◆ ASSIGNED TASK
Only the opening lines of the listing, through the one with "Total energies of different", are to be retyped, each exactly as it stands.

◆ SOURCE INFORMATION
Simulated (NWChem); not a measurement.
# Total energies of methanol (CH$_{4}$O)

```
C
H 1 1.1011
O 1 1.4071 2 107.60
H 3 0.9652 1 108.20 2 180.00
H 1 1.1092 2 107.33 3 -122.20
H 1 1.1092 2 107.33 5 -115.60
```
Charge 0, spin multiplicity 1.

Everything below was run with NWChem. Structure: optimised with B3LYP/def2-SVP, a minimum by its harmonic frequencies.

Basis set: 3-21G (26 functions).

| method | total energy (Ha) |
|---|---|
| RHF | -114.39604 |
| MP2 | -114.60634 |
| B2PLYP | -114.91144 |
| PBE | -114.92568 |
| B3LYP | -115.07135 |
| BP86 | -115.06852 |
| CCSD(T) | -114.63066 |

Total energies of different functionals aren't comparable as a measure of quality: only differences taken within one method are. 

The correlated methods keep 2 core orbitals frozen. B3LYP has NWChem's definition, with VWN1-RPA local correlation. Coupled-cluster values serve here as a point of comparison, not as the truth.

◆ WRITTEN ANSWER
Simulated (NWChem); not a measurement.
# Total energies of methanol (CH$_{4}$O)

```
C
H 1 1.1011
O 1 1.4071 2 107.60
H 3 0.9652 1 108.20 2 180.00
H 1 1.1092 2 107.33 3 -122.20
H 1 1.1092 2 107.33 5 -115.60
```
Charge 0, spin multiplicity 1.

Everything below was run with NWChem. Structure: optimised with B3LYP/def2-SVP, a minimum by its harmonic frequencies.

Basis set: 3-21G (26 functions).

| method | total energy (Ha) |
|---|---|
| RHF | -114.39604 |
| MP2 | -114.60634 |
| B2PLYP | -114.91144 |
| PBE | -114.92568 |
| B3LYP | -115.07135 |
| BP86 | -115.06852 |
| CCSD(T) | -114.63066 |

Total energies of different functionals aren't comparable as a measure of quality: only differences taken within one method are. 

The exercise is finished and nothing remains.